(Entries provided begins)

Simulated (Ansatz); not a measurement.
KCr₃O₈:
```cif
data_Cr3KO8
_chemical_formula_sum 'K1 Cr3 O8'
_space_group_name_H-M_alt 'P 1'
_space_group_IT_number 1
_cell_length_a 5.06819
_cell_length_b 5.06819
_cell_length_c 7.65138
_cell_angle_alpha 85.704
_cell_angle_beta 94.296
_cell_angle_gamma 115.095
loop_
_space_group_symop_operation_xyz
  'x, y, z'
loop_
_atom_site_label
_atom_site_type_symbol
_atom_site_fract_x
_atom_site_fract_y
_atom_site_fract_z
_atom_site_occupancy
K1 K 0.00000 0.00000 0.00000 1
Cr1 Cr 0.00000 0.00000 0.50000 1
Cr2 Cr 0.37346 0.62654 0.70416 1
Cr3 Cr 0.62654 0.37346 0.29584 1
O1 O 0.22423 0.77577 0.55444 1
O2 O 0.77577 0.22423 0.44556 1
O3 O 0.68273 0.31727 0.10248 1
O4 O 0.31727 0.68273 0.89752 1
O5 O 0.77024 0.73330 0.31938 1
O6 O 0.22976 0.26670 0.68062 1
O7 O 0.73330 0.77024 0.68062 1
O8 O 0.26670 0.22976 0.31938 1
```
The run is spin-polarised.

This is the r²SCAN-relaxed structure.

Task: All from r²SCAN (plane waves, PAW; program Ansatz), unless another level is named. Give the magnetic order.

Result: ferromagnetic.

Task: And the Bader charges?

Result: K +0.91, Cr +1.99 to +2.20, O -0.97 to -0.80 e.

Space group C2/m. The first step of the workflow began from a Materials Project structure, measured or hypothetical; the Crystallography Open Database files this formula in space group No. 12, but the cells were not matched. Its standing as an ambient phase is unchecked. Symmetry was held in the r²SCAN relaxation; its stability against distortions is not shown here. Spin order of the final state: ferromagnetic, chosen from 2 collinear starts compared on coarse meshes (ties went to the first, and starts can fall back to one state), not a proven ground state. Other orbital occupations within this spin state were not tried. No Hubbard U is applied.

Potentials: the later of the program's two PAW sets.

(Entries provided ends)

▶ _Required action_
Please restate only the opening stretch of the records above: every line from the first through the one containing "Space group C2/m.", exactly as written.

▶ _Your solution_
Simulated (Ansatz); not a measurement.
KCr₃O₈:
```cif
data_Cr3KO8
_chemical_formula_sum 'K1 Cr3 O8'
_space_group_name_H-M_alt 'P 1'
_space_group_IT_number 1
_cell_length_a 5.06819
_cell_length_b 5.06819
_cell_length_c 7.65138
_cell_angle_alpha 85.704
_cell_angle_beta 94.296
_cell_angle_gamma 115.095
loop_
_space_group_symop_operation_xyz
  'x, y, z'
loop_
_atom_site_label
_atom_site_type_symbol
_atom_site_fract_x
_atom_site_fract_y
_atom_site_fract_z
_atom_site_occupancy
K1 K 0.00000 0.00000 0.00000 1
Cr1 Cr 0.00000 0.00000 0.50000 1
Cr2 Cr 0.37346 0.62654 0.70416 1
Cr3 Cr 0.62654 0.37346 0.29584 1
O1 O 0.22423 0.77577 0.55444 1
O2 O 0.77577 0.22423 0.44556 1
O3 O 0.68273 0.31727 0.10248 1
O4 O 0.31727 0.68273 0.89752 1
O5 O 0.77024 0.73330 0.31938 1
O6 O 0.22976 0.26670 0.68062 1
O7 O 0.73330 0.77024 0.68062 1
O8 O 0.26670 0.22976 0.31938 1
```
The run is spin-polarised.

This is the r²SCAN-relaxed structure.

Task: All from r²SCAN (plane waves, PAW; program Ansatz), unless another level is named. Give the magnetic order.

Result: ferromagnetic.

Task: And the Bader charges?

Result: K +0.91, Cr +1.99 to +2.20, O -0.97 to -0.80 e.

Space group C2/m. The first step of the workflow began from a Materials Project structure, measured or hypothetical; the Crystallography Open Database files this formula in space group No. 12, but the cells were not matched. Its standing as an ambient phase is unchecked. Symmetry was held in the r²SCAN relaxation; its stability against distortions is not shown here. Spin order of the final state: ferromagnetic, chosen from 2 collinear starts compared on coarse meshes (ties went to the first, and starts can fall back to one state), not a proven ground state. Other orbital occupations within this spin state were not tried. No Hubbard U is applied.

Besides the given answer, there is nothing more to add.